RAW DATA:
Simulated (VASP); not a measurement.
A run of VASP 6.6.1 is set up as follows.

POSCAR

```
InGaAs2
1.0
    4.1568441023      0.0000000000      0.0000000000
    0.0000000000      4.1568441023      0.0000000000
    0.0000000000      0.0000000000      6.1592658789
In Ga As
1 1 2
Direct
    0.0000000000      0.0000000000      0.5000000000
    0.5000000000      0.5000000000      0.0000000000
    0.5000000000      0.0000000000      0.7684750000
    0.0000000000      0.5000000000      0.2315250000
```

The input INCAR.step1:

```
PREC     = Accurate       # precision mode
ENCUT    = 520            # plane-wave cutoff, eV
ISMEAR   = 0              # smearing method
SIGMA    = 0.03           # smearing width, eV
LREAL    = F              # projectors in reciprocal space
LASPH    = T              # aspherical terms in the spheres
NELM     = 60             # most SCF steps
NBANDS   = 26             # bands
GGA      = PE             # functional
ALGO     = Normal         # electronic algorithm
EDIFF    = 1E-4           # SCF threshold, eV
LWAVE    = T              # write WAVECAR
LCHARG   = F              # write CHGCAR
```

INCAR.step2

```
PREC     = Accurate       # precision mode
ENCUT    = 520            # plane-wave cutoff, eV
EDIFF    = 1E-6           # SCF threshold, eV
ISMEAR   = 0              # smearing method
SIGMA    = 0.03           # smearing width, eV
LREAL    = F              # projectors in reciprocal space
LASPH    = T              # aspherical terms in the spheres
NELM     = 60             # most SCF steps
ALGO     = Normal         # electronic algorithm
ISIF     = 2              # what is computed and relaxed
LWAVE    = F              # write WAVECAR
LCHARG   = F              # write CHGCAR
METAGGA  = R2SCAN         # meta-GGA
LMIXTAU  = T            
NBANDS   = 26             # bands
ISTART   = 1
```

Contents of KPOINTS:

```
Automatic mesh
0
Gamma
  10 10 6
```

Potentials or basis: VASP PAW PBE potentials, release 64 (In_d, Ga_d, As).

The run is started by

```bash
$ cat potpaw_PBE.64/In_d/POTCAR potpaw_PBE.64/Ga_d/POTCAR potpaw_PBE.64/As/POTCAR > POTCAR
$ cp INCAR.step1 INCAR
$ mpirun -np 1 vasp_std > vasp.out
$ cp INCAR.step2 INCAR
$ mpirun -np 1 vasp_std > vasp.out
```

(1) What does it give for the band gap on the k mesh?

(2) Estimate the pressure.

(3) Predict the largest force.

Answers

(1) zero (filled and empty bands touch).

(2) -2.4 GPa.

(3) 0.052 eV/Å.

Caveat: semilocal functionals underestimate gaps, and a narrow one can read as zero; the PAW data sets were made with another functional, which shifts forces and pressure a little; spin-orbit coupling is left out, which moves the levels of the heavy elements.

WORK REQUEST: All that is wanted is an exact copy of the lines above from the one with "Potentials or basis: VASP" through the one with "(3) 0.052 eV/Å.", with both ends included.

YOUR SOLUTION:
Potentials or basis: VASP PAW PBE potentials, release 64 (In_d, Ga_d, As).

The run is started by

```bash
$ cat potpaw_PBE.64/In_d/POTCAR potpaw_PBE.64/Ga_d/POTCAR potpaw_PBE.64/As/POTCAR > POTCAR
$ cp INCAR.step1 INCAR
$ mpirun -np 1 vasp_std > vasp.out
$ cp INCAR.step2 INCAR
$ mpirun -np 1 vasp_std > vasp.out
```

(1) What does it give for the band gap on the k mesh?

(2) Estimate the pressure.

(3) Predict the largest force.

Answers

(1) zero (filled and empty bands touch).

(2) -2.4 GPa.

(3) 0.052 eV/Å.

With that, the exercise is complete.